ASSIGNMENT: From the first line of the data below, copy each line up to the one containing "The runs below", and include that line too.

◆ ◆ ◆ ◆ ◆ ◆ ◆
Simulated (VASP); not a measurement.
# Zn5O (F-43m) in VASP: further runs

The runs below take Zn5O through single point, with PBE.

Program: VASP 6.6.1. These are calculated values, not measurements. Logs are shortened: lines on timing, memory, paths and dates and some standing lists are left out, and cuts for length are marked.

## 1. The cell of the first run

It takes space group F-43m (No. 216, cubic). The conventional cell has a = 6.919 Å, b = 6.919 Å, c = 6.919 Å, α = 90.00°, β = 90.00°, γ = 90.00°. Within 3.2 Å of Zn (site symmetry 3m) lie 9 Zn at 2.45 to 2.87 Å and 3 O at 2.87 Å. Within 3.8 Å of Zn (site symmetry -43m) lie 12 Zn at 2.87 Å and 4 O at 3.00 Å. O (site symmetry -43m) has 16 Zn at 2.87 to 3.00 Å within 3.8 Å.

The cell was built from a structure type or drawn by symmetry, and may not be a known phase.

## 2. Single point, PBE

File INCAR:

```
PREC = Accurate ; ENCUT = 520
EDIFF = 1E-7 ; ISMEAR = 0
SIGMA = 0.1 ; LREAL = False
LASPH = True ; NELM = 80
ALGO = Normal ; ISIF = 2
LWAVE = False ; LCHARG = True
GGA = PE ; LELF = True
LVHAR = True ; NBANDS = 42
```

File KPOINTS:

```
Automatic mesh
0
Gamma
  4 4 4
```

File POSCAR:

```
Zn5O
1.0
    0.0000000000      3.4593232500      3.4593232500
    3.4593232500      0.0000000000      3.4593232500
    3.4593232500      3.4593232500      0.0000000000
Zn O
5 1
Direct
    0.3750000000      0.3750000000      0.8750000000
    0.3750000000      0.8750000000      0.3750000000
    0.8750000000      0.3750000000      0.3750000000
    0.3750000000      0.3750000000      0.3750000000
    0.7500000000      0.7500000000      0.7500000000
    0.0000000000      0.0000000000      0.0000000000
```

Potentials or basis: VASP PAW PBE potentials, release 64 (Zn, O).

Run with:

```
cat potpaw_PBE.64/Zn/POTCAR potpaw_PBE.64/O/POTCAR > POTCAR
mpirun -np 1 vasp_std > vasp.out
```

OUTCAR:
◆ ◆ ◆ ◆ ◆ ◆ ◆

RESPONSE AREA:
Simulated (VASP); not a measurement.
# Zn5O (F-43m) in VASP: further runs

The runs below take Zn5O through single point, with PBE.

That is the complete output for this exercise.